**Required action**
Beginning at the top of the material, repeat each line exactly, and stop once the line with "The numbers come" has been written.

════

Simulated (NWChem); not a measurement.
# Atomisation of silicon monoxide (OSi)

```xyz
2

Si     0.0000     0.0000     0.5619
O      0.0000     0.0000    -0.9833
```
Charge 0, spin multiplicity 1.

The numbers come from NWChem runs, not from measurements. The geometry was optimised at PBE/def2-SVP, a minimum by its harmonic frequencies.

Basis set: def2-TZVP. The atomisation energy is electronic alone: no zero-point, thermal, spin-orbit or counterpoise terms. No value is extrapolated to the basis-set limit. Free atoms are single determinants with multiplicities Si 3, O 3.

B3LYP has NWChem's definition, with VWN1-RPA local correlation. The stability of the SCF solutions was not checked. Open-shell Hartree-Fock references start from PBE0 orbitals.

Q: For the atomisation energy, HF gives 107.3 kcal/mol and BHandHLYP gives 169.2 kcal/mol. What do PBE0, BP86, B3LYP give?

════

**Worked solution**
Simulated (NWChem); not a measurement.
# Atomisation of silicon monoxide (OSi)

```xyz
2

Si     0.0000     0.0000     0.5619
O      0.0000     0.0000    -0.9833
```
Charge 0, spin multiplicity 1.

The numbers come from NWChem runs, not from measurements. The geometry was optimised at PBE/def2-SVP, a minimum by its harmonic frequencies.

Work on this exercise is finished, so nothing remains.